■ **ASSIGNMENT**:
What you write should be an exact copy of the material, from its first line through the line containing "Ansatz 0.2.0; plane-wave".

******************************
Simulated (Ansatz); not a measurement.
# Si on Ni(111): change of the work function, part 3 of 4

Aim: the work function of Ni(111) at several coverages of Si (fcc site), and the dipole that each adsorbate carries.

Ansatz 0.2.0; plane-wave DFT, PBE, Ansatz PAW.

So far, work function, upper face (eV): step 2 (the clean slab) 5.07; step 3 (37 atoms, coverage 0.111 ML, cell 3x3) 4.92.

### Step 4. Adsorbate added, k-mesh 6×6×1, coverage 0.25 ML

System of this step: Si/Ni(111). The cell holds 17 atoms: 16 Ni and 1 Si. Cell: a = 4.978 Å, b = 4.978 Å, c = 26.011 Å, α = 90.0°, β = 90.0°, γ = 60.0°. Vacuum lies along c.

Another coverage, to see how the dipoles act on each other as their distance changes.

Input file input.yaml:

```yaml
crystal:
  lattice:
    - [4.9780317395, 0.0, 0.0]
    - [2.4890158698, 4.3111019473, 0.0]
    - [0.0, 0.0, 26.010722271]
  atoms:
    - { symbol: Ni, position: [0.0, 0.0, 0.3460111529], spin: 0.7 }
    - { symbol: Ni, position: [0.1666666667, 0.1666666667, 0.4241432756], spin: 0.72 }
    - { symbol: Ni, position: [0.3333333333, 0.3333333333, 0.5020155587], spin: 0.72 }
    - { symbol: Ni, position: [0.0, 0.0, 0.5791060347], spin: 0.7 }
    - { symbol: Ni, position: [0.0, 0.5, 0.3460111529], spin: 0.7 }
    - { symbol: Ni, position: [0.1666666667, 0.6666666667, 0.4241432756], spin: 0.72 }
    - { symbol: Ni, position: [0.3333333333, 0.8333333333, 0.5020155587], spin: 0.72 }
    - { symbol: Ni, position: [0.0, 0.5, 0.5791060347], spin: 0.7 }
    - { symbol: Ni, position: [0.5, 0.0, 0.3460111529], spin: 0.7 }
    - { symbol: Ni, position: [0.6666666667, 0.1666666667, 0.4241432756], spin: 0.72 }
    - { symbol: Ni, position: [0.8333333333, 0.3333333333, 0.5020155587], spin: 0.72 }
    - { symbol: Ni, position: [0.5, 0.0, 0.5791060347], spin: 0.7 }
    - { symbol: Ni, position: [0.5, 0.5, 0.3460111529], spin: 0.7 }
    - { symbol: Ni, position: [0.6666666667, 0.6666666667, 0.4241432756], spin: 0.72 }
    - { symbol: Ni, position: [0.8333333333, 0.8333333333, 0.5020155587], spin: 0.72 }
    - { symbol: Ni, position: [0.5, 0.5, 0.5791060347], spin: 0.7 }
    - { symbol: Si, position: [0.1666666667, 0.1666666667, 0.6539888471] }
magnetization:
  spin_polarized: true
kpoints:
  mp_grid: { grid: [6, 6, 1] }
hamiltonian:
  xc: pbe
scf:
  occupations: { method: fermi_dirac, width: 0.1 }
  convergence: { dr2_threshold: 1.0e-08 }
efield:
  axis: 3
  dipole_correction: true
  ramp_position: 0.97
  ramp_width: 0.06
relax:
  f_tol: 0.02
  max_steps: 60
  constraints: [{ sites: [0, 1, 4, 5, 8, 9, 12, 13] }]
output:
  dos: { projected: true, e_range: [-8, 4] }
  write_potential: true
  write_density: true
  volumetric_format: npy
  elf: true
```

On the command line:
******************************

■ **EXPECTED ANSWER**:
Simulated (Ansatz); not a measurement.
# Si on Ni(111): change of the work function, part 3 of 4

Aim: the work function of Ni(111) at several coverages of Si (fcc site), and the dipole that each adsorbate carries.

Ansatz 0.2.0; plane-wave DFT, PBE, Ansatz PAW.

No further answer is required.